## Task item:
Reply with every entry, repeated exactly as given.

## Record excerpts:
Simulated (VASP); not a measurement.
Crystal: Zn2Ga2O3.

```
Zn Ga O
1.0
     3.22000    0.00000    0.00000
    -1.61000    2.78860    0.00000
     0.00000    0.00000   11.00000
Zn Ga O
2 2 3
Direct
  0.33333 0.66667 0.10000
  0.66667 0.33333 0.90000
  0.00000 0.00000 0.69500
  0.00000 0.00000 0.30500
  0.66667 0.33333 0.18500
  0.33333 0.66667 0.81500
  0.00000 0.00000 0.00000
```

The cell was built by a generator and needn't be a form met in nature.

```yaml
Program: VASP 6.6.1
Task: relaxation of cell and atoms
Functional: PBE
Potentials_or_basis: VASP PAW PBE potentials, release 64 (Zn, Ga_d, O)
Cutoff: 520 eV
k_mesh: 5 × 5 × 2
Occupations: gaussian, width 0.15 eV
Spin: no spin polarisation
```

## Task output:
Simulated (VASP); not a measurement.
Crystal: Zn2Ga2O3.

```
Zn Ga O
1.0
     3.22000    0.00000    0.00000
    -1.61000    2.78860    0.00000
     0.00000    0.00000   11.00000
Zn Ga O
2 2 3
Direct
  0.33333 0.66667 0.10000
  0.66667 0.33333 0.90000
  0.00000 0.00000 0.69500
  0.00000 0.00000 0.30500
  0.66667 0.33333 0.18500
  0.33333 0.66667 0.81500
  0.00000 0.00000 0.00000
```

The cell was built by a generator and needn't be a form met in nature.

```yaml
Program: VASP 6.6.1
Task: relaxation of cell and atoms
Functional: PBE
Potentials_or_basis: VASP PAW PBE potentials, release 64 (Zn, Ga_d, O)
Cutoff: 520 eV
k_mesh: 5 × 5 × 2
Occupations: gaussian, width 0.15 eV
Spin: no spin polarisation
```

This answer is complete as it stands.